If a line comes after the one containing "13.5 | 0.357 |", leave it out; copy every line before it, and that line too, exactly as written, starting from the first line of the entries.

------------------------------------

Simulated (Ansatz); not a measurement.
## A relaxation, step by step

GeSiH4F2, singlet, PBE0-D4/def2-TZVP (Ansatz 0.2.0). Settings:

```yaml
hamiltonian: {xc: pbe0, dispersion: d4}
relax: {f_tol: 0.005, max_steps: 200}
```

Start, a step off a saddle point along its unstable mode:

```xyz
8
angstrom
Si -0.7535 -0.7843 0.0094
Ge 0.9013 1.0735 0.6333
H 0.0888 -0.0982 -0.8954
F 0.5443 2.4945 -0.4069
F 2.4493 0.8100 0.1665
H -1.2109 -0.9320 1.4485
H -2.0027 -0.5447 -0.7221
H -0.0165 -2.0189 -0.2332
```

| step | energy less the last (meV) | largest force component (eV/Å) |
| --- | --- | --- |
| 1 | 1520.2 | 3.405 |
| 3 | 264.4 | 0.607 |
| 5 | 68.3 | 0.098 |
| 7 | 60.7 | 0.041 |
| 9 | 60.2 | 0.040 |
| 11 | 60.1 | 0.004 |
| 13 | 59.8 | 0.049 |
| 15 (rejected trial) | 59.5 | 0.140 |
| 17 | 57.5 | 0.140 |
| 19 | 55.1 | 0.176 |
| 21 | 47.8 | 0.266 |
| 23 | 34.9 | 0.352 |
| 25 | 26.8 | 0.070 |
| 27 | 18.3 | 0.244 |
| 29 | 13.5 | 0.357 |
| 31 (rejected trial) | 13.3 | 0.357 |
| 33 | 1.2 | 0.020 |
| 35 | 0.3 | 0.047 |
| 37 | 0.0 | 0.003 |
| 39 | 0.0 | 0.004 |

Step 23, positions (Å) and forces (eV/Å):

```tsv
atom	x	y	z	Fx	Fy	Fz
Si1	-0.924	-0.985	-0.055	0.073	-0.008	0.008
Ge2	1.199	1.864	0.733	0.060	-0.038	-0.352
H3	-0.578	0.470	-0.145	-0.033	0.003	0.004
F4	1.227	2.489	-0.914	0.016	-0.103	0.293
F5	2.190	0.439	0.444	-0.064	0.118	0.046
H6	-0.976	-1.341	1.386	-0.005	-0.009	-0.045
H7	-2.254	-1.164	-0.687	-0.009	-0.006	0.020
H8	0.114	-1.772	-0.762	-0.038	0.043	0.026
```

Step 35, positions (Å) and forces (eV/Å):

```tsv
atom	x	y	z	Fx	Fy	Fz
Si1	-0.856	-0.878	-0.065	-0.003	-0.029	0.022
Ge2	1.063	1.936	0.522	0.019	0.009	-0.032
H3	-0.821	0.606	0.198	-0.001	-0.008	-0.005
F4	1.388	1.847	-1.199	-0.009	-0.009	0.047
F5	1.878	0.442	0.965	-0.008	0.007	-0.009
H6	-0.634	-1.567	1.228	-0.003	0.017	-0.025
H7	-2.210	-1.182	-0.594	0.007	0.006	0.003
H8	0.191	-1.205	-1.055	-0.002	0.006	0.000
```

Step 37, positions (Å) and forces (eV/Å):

------------------------------------

### [ANSWER AREA]
Simulated (Ansatz); not a measurement.
## A relaxation, step by step

GeSiH4F2, singlet, PBE0-D4/def2-TZVP (Ansatz 0.2.0). Settings:

```yaml
hamiltonian: {xc: pbe0, dispersion: d4}
relax: {f_tol: 0.005, max_steps: 200}
```

Start, a step off a saddle point along its unstable mode:

```xyz
8
angstrom
Si -0.7535 -0.7843 0.0094
Ge 0.9013 1.0735 0.6333
H 0.0888 -0.0982 -0.8954
F 0.5443 2.4945 -0.4069
F 2.4493 0.8100 0.1665
H -1.2109 -0.9320 1.4485
H -2.0027 -0.5447 -0.7221
H -0.0165 -2.0189 -0.2332
```

| step | energy less the last (meV) | largest force component (eV/Å) |
| --- | --- | --- |
| 1 | 1520.2 | 3.405 |
| 3 | 264.4 | 0.607 |
| 5 | 68.3 | 0.098 |
| 7 | 60.7 | 0.041 |
| 9 | 60.2 | 0.040 |
| 11 | 60.1 | 0.004 |
| 13 | 59.8 | 0.049 |
| 15 (rejected trial) | 59.5 | 0.140 |
| 17 | 57.5 | 0.140 |
| 19 | 55.1 | 0.176 |
| 21 | 47.8 | 0.266 |
| 23 | 34.9 | 0.352 |
| 25 | 26.8 | 0.070 |
| 27 | 18.3 | 0.244 |
| 29 | 13.5 | 0.357 |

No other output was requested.